◆ Record excerpts:
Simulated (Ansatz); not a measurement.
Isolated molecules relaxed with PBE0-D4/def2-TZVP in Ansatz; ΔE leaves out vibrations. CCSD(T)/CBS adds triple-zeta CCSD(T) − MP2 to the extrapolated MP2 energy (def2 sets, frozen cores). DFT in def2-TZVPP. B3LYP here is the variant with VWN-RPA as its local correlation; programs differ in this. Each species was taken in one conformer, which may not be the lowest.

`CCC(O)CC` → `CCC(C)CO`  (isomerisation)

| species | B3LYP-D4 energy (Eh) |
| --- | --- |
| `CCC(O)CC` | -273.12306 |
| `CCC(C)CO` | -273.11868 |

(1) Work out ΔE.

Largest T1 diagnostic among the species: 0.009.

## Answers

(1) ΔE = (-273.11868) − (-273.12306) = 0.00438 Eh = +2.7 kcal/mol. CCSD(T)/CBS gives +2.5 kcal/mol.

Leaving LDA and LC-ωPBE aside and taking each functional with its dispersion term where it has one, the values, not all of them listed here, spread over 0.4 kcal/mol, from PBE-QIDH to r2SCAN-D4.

◆ Brief:
Up to and including the line with "energy (Eh) |", repeat the data exactly, starting from its first line; nothing else belongs in the response.

◆ Reply:
Simulated (Ansatz); not a measurement.
Isolated molecules relaxed with PBE0-D4/def2-TZVP in Ansatz; ΔE leaves out vibrations. CCSD(T)/CBS adds triple-zeta CCSD(T) − MP2 to the extrapolated MP2 energy (def2 sets, frozen cores). DFT in def2-TZVPP. B3LYP here is the variant with VWN-RPA as its local correlation; programs differ in this. Each species was taken in one conformer, which may not be the lowest.

`CCC(O)CC` → `CCC(C)CO`  (isomerisation)

| species | B3LYP-D4 energy (Eh) |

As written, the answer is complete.